• _Excerpted data_:

···

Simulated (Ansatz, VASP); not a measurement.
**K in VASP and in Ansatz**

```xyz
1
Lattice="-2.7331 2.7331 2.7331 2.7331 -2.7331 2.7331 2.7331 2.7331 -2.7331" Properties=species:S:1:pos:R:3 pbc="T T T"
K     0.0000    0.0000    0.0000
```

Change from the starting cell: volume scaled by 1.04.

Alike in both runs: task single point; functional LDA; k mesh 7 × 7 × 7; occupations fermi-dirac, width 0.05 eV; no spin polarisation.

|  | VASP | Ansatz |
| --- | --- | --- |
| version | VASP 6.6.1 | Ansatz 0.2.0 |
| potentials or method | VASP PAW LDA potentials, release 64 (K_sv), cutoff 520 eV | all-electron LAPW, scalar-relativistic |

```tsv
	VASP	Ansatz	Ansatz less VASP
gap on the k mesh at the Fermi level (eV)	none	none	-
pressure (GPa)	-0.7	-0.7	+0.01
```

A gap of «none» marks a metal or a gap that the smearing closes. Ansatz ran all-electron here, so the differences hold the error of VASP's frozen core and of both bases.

···

• _Exercise_:
Repeat the entries above exactly, beginning at their first line and ending with the line that contains "Ansatz 0.2.0 |", with nothing added.

• _Response box_:
Simulated (Ansatz, VASP); not a measurement.
**K in VASP and in Ansatz**

```xyz
1
Lattice="-2.7331 2.7331 2.7331 2.7331 -2.7331 2.7331 2.7331 2.7331 -2.7331" Properties=species:S:1:pos:R:3 pbc="T T T"
K     0.0000    0.0000    0.0000
```

Change from the starting cell: volume scaled by 1.04.

Alike in both runs: task single point; functional LDA; k mesh 7 × 7 × 7; occupations fermi-dirac, width 0.05 eV; no spin polarisation.

|  | VASP | Ansatz |
| --- | --- | --- |
| version | VASP 6.6.1 | Ansatz 0.2.0 |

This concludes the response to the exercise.